§ **Excerpted data**:
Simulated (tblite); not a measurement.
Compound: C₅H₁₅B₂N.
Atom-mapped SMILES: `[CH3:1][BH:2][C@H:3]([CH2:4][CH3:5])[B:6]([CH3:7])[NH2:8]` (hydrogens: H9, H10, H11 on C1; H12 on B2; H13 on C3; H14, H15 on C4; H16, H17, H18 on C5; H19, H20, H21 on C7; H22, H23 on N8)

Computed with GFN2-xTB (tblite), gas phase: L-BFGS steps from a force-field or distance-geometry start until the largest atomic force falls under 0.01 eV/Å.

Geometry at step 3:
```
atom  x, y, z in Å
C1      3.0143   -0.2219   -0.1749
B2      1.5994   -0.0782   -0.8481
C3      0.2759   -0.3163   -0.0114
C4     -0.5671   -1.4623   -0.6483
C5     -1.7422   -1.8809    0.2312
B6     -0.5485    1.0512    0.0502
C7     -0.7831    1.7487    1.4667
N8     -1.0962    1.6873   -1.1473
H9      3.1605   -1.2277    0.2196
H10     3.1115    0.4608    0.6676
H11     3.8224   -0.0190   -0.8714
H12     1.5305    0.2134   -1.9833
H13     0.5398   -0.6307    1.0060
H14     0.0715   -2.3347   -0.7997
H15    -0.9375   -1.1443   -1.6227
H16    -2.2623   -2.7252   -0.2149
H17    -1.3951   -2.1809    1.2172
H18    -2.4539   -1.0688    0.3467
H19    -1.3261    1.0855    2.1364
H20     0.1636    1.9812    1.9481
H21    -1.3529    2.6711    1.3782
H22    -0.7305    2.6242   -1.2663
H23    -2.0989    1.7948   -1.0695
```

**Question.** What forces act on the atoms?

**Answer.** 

§ **Assigned task**:
The line with "on the atoms?" marks the end; reproduce exactly every line from the start of the entries up to it, that line included.

§ **Reply**:
Simulated (tblite); not a measurement.
Compound: C₅H₁₅B₂N.
Atom-mapped SMILES: `[CH3:1][BH:2][C@H:3]([CH2:4][CH3:5])[B:6]([CH3:7])[NH2:8]` (hydrogens: H9, H10, H11 on C1; H12 on B2; H13 on C3; H14, H15 on C4; H16, H17, H18 on C5; H19, H20, H21 on C7; H22, H23 on N8)

Computed with GFN2-xTB (tblite), gas phase: L-BFGS steps from a force-field or distance-geometry start until the largest atomic force falls under 0.01 eV/Å.

Geometry at step 3:
```
atom  x, y, z in Å
C1      3.0143   -0.2219   -0.1749
B2      1.5994   -0.0782   -0.8481
C3      0.2759   -0.3163   -0.0114
C4     -0.5671   -1.4623   -0.6483
C5     -1.7422   -1.8809    0.2312
B6     -0.5485    1.0512    0.0502
C7     -0.7831    1.7487    1.4667
N8     -1.0962    1.6873   -1.1473
H9      3.1605   -1.2277    0.2196
H10     3.1115    0.4608    0.6676
H11     3.8224   -0.0190   -0.8714
H12     1.5305    0.2134   -1.9833
H13     0.5398   -0.6307    1.0060
H14     0.0715   -2.3347   -0.7997
H15    -0.9375   -1.1443   -1.6227
H16    -2.2623   -2.7252   -0.2149
H17    -1.3951   -2.1809    1.2172
H18    -2.4539   -1.0688    0.3467
H19    -1.3261    1.0855    2.1364
H20     0.1636    1.9812    1.9481
H21    -1.3529    2.6711    1.3782
H22    -0.7305    2.6242   -1.2663
H23    -2.0989    1.7948   -1.0695
```

**Question.** What forces act on the atoms?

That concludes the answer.